**** Supplied entries
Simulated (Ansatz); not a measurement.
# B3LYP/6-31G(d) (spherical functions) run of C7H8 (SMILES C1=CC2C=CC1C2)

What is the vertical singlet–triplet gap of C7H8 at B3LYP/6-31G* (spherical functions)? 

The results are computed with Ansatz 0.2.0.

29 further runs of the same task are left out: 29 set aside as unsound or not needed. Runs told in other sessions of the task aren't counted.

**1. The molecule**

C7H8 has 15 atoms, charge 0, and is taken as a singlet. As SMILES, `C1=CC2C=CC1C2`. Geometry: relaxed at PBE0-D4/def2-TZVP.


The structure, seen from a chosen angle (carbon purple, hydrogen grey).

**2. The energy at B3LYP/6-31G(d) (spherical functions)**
********

Work item:
Copy out the entries. Leave every line exactly as it is.

Task result:
Simulated (Ansatz); not a measurement.
# B3LYP/6-31G(d) (spherical functions) run of C7H8 (SMILES C1=CC2C=CC1C2)

What is the vertical singlet–triplet gap of C7H8 at B3LYP/6-31G* (spherical functions)? 

The results are computed with Ansatz 0.2.0.

29 further runs of the same task are left out: 29 set aside as unsound or not needed. Runs told in other sessions of the task aren't counted.

**1. The molecule**

C7H8 has 15 atoms, charge 0, and is taken as a singlet. As SMILES, `C1=CC2C=CC1C2`. Geometry: relaxed at PBE0-D4/def2-TZVP.


The structure, seen from a chosen angle (carbon purple, hydrogen grey).

**2. The energy at B3LYP/6-31G(d) (spherical functions)**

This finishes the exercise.